- ACTIVITY
Word for word, restate all of the records.

- LISTED ENTRIES
□ □ □

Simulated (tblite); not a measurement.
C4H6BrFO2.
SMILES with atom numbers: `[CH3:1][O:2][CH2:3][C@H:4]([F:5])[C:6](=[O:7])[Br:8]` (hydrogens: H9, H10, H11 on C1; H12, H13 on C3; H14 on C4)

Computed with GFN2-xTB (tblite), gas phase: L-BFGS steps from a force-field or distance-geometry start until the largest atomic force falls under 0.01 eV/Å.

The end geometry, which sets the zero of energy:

□ □ □

- WRITTEN ANSWER
Simulated (tblite); not a measurement.
C4H6BrFO2.
SMILES with atom numbers: `[CH3:1][O:2][CH2:3][C@H:4]([F:5])[C:6](=[O:7])[Br:8]` (hydrogens: H9, H10, H11 on C1; H12, H13 on C3; H14 on C4)

Computed with GFN2-xTB (tblite), gas phase: L-BFGS steps from a force-field or distance-geometry start until the largest atomic force falls under 0.01 eV/Å.

The end geometry, which sets the zero of energy:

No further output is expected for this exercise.